### Data records:
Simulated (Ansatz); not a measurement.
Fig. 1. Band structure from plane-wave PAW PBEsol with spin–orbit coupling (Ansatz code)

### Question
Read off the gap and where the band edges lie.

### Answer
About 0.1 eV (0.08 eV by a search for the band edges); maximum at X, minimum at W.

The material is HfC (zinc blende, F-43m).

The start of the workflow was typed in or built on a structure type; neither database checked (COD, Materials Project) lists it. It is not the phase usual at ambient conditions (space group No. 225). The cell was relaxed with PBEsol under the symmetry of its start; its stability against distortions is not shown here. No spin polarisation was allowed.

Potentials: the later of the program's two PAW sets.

### Requirement:
When you reach the line that contains "About 0.1 eV", stop; that line and every line before it, from the very first line of the data, should be restated word for word.

### Written answer:
Simulated (Ansatz); not a measurement.
Fig. 1. Band structure from plane-wave PAW PBEsol with spin–orbit coupling (Ansatz code)

### Question
Read off the gap and where the band edges lie.

### Answer
About 0.1 eV (0.08 eV by a search for the band edges); maximum at X, minimum at W.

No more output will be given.